Task item
Make an exact copy of every entry.

------------------------------------

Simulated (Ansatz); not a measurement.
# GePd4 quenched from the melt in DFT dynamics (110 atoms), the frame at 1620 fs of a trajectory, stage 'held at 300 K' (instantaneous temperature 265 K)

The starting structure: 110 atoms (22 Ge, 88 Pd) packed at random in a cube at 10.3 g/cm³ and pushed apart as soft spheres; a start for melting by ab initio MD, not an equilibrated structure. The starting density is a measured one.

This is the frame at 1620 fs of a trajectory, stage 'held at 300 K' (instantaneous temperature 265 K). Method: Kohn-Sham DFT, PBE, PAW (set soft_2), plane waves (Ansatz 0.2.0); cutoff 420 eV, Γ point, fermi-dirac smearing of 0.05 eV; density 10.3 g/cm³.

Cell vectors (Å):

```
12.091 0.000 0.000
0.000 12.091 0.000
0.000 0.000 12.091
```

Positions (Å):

------------------------------------

Written response
Simulated (Ansatz); not a measurement.
# GePd4 quenched from the melt in DFT dynamics (110 atoms), the frame at 1620 fs of a trajectory, stage 'held at 300 K' (instantaneous temperature 265 K)

The starting structure: 110 atoms (22 Ge, 88 Pd) packed at random in a cube at 10.3 g/cm³ and pushed apart as soft spheres; a start for melting by ab initio MD, not an equilibrated structure. The starting density is a measured one.

This is the frame at 1620 fs of a trajectory, stage 'held at 300 K' (instantaneous temperature 265 K). Method: Kohn-Sham DFT, PBE, PAW (set soft_2), plane waves (Ansatz 0.2.0); cutoff 420 eV, Γ point, fermi-dirac smearing of 0.05 eV; density 10.3 g/cm³.

Cell vectors (Å):

```
12.091 0.000 0.000
0.000 12.091 0.000
0.000 0.000 12.091
```

Positions (Å):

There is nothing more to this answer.